----- SUPPLIED MATERIAL -----
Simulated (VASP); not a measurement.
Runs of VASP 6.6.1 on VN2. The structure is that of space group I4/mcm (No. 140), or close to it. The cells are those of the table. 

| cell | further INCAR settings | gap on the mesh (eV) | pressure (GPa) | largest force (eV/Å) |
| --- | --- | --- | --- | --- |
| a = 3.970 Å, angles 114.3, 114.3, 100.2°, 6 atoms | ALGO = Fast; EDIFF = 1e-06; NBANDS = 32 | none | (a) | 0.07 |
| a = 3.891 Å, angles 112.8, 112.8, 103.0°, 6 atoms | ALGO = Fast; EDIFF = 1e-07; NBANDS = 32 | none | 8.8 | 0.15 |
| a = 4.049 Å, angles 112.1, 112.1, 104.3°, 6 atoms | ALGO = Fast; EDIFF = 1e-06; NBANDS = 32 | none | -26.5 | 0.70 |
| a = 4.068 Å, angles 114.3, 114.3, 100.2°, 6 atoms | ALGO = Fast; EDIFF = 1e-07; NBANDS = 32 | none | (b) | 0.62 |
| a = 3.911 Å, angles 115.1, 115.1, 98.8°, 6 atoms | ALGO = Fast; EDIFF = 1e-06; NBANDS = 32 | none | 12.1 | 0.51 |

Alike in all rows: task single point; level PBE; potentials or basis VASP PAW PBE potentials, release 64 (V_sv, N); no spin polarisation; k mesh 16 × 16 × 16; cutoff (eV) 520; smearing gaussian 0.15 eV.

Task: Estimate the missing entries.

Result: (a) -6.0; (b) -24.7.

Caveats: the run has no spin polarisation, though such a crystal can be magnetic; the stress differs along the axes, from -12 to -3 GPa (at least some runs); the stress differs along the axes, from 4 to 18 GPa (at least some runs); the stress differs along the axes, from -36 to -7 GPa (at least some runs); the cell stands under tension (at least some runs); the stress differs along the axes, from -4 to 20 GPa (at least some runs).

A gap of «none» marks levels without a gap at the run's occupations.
-----

TASK ITEM =
From the first line of the records above down to the line containing "Caveats: the run", repeat each line exactly as written. Include both of those lines and add nothing.

TASK OUTPUT =
Simulated (VASP); not a measurement.
Runs of VASP 6.6.1 on VN2. The structure is that of space group I4/mcm (No. 140), or close to it. The cells are those of the table. 

| cell | further INCAR settings | gap on the mesh (eV) | pressure (GPa) | largest force (eV/Å) |
| --- | --- | --- | --- | --- |
| a = 3.970 Å, angles 114.3, 114.3, 100.2°, 6 atoms | ALGO = Fast; EDIFF = 1e-06; NBANDS = 32 | none | (a) | 0.07 |
| a = 3.891 Å, angles 112.8, 112.8, 103.0°, 6 atoms | ALGO = Fast; EDIFF = 1e-07; NBANDS = 32 | none | 8.8 | 0.15 |
| a = 4.049 Å, angles 112.1, 112.1, 104.3°, 6 atoms | ALGO = Fast; EDIFF = 1e-06; NBANDS = 32 | none | -26.5 | 0.70 |
| a = 4.068 Å, angles 114.3, 114.3, 100.2°, 6 atoms | ALGO = Fast; EDIFF = 1e-07; NBANDS = 32 | none | (b) | 0.62 |
| a = 3.911 Å, angles 115.1, 115.1, 98.8°, 6 atoms | ALGO = Fast; EDIFF = 1e-06; NBANDS = 32 | none | 12.1 | 0.51 |

Alike in all rows: task single point; level PBE; potentials or basis VASP PAW PBE potentials, release 64 (V_sv, N); no spin polarisation; k mesh 16 × 16 × 16; cutoff (eV) 520; smearing gaussian 0.15 eV.

Task: Estimate the missing entries.

Result: (a) -6.0; (b) -24.7.

Caveats: the run has no spin polarisation, though such a crystal can be magnetic; the stress differs along the axes, from -12 to -3 GPa (at least some runs); the stress differs along the axes, from 4 to 18 GPa (at least some runs); the stress differs along the axes, from -36 to -7 GPa (at least some runs); the cell stands under tension (at least some runs); the stress differs along the axes, from -4 to 20 GPa (at least some runs).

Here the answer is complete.